▸ Task item
Nothing but the lines from the start of the records through the line that contains "(Simulation; spin polarisation is off.)" is to be copied, and each is to be copied exactly.

-*-
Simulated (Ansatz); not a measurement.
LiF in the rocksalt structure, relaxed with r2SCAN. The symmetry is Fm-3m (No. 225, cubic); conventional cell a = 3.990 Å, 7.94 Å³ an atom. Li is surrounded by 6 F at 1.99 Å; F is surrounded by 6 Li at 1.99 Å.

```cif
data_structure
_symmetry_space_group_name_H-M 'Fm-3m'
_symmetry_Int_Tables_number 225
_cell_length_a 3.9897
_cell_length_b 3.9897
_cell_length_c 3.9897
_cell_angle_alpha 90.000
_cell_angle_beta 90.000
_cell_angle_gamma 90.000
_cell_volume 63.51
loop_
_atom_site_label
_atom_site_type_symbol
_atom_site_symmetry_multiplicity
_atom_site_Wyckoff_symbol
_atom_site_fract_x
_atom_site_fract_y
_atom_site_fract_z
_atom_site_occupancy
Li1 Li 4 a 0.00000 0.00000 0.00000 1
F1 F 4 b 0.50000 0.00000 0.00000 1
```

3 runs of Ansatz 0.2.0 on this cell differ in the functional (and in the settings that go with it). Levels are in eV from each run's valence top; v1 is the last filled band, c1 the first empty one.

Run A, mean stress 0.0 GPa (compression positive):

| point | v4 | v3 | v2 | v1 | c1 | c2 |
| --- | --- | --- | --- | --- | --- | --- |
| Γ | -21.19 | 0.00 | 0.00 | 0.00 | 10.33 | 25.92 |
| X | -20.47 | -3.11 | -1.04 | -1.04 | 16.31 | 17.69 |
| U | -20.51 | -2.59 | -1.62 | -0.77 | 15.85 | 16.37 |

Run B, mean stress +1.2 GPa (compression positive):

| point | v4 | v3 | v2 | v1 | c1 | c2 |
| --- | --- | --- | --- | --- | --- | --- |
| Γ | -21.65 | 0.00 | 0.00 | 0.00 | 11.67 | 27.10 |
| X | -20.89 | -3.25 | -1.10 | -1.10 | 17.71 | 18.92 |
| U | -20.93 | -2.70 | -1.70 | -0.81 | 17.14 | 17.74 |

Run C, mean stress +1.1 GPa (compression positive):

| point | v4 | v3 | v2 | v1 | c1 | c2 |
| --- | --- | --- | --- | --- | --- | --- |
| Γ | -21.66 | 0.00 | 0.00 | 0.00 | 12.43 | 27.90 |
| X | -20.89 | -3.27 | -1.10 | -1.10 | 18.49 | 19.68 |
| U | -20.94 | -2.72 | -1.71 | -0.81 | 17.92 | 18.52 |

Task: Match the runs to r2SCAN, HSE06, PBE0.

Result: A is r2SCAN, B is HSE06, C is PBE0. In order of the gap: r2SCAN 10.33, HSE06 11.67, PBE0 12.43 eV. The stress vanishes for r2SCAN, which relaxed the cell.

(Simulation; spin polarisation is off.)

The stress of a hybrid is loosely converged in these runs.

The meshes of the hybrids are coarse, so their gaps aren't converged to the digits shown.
-*-

▸ Written reply
Simulated (Ansatz); not a measurement.
LiF in the rocksalt structure, relaxed with r2SCAN. The symmetry is Fm-3m (No. 225, cubic); conventional cell a = 3.990 Å, 7.94 Å³ an atom. Li is surrounded by 6 F at 1.99 Å; F is surrounded by 6 Li at 1.99 Å.

```cif
data_structure
_symmetry_space_group_name_H-M 'Fm-3m'
_symmetry_Int_Tables_number 225
_cell_length_a 3.9897
_cell_length_b 3.9897
_cell_length_c 3.9897
_cell_angle_alpha 90.000
_cell_angle_beta 90.000
_cell_angle_gamma 90.000
_cell_volume 63.51
loop_
_atom_site_label
_atom_site_type_symbol
_atom_site_symmetry_multiplicity
_atom_site_Wyckoff_symbol
_atom_site_fract_x
_atom_site_fract_y
_atom_site_fract_z
_atom_site_occupancy
Li1 Li 4 a 0.00000 0.00000 0.00000 1
F1 F 4 b 0.50000 0.00000 0.00000 1
```

3 runs of Ansatz 0.2.0 on this cell differ in the functional (and in the settings that go with it). Levels are in eV from each run's valence top; v1 is the last filled band, c1 the first empty one.

Run A, mean stress 0.0 GPa (compression positive):

| point | v4 | v3 | v2 | v1 | c1 | c2 |
| --- | --- | --- | --- | --- | --- | --- |
| Γ | -21.19 | 0.00 | 0.00 | 0.00 | 10.33 | 25.92 |
| X | -20.47 | -3.11 | -1.04 | -1.04 | 16.31 | 17.69 |
| U | -20.51 | -2.59 | -1.62 | -0.77 | 15.85 | 16.37 |

Run B, mean stress +1.2 GPa (compression positive):

| point | v4 | v3 | v2 | v1 | c1 | c2 |
| --- | --- | --- | --- | --- | --- | --- |
| Γ | -21.65 | 0.00 | 0.00 | 0.00 | 11.67 | 27.10 |
| X | -20.89 | -3.25 | -1.10 | -1.10 | 17.71 | 18.92 |
| U | -20.93 | -2.70 | -1.70 | -0.81 | 17.14 | 17.74 |

Run C, mean stress +1.1 GPa (compression positive):

| point | v4 | v3 | v2 | v1 | c1 | c2 |
| --- | --- | --- | --- | --- | --- | --- |
| Γ | -21.66 | 0.00 | 0.00 | 0.00 | 12.43 | 27.90 |
| X | -20.89 | -3.27 | -1.10 | -1.10 | 18.49 | 19.68 |
| U | -20.94 | -2.72 | -1.71 | -0.81 | 17.92 | 18.52 |

Task: Match the runs to r2SCAN, HSE06, PBE0.

Result: A is r2SCAN, B is HSE06, C is PBE0. In order of the gap: r2SCAN 10.33, HSE06 11.67, PBE0 12.43 eV. The stress vanishes for r2SCAN, which relaxed the cell.

(Simulation; spin polarisation is off.)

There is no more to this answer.